* _STORED DATA_:
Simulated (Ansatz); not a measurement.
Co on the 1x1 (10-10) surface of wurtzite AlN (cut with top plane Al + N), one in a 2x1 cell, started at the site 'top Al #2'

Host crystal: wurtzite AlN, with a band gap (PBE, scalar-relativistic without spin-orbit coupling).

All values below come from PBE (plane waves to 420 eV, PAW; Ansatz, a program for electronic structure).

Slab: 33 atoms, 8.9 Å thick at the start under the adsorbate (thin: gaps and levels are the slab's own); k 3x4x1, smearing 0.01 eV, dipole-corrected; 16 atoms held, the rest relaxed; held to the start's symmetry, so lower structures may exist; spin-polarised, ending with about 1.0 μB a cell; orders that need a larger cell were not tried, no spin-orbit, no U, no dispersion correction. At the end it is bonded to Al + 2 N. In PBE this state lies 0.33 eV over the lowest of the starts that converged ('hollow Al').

* _ACTION ITEM_:
Nothing beyond the line containing "All values below" is to be output; the lines above, from the first one onward to that line, are to be transcribed exactly.

* _PROBLEM SOLUTION_:
Simulated (Ansatz); not a measurement.
Co on the 1x1 (10-10) surface of wurtzite AlN (cut with top plane Al + N), one in a 2x1 cell, started at the site 'top Al #2'

Host crystal: wurtzite AlN, with a band gap (PBE, scalar-relativistic without spin-orbit coupling).

All values below come from PBE (plane waves to 420 eV, PAW; Ansatz, a program for electronic structure).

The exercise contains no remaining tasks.